From the records below, extract only the lines running from the line with "E. level PBE;" to the line with "A k mesh can miss the band edges.", both lines included, reproducing them exactly.

*** Opening Provided information ***
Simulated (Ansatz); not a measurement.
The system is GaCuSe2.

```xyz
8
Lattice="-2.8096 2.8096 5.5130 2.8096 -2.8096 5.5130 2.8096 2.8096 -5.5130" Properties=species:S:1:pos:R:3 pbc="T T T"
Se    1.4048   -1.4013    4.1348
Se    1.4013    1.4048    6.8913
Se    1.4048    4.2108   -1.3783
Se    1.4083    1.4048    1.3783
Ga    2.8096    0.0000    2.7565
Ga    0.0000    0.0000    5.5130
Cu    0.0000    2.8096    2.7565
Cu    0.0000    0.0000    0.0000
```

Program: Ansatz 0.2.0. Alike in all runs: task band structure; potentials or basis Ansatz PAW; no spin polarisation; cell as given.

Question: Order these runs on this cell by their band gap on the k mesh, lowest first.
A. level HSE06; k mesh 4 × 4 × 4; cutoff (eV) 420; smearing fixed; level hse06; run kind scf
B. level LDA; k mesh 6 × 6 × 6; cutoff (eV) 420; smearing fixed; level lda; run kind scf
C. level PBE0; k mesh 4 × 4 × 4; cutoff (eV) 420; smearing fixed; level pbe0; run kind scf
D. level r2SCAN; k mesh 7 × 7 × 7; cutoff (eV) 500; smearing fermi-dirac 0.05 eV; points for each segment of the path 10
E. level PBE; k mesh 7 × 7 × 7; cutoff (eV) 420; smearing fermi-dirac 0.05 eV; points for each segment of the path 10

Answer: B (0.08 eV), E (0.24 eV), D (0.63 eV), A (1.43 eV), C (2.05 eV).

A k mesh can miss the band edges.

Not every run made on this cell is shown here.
*** Closing Provided information ***

Task output>
E. level PBE; k mesh 7 × 7 × 7; cutoff (eV) 420; smearing fermi-dirac 0.05 eV; points for each segment of the path 10

Answer: B (0.08 eV), E (0.24 eV), D (0.63 eV), A (1.43 eV), C (2.05 eV).

A k mesh can miss the band edges.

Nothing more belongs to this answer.